• _RAW DATA_
·····

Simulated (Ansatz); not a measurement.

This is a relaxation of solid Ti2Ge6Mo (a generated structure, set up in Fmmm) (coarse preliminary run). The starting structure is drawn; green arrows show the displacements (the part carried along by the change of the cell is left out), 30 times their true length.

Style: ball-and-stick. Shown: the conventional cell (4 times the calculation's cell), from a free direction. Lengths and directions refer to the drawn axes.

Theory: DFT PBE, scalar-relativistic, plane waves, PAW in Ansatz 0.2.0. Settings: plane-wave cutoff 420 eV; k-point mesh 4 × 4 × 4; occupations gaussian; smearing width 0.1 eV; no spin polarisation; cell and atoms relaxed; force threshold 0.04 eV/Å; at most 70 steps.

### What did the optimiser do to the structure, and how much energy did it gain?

·····

• _ACTION ITEM_
Only the lines from the start of the data to the line holding "Theory: DFT PBE, scalar-relativistic, plane" are wanted; return them exactly, both ends included.

• _WRITTEN ANSWER_
Simulated (Ansatz); not a measurement.

This is a relaxation of solid Ti2Ge6Mo (a generated structure, set up in Fmmm) (coarse preliminary run). The starting structure is drawn; green arrows show the displacements (the part carried along by the change of the cell is left out), 30 times their true length.

Style: ball-and-stick. Shown: the conventional cell (4 times the calculation's cell), from a free direction. Lengths and directions refer to the drawn axes.

Theory: DFT PBE, scalar-relativistic, plane waves, PAW in Ansatz 0.2.0. Settings: plane-wave cutoff 420 eV; k-point mesh 4 × 4 × 4; occupations gaussian; smearing width 0.1 eV; no spin polarisation; cell and atoms relaxed; force threshold 0.04 eV/Å; at most 70 steps.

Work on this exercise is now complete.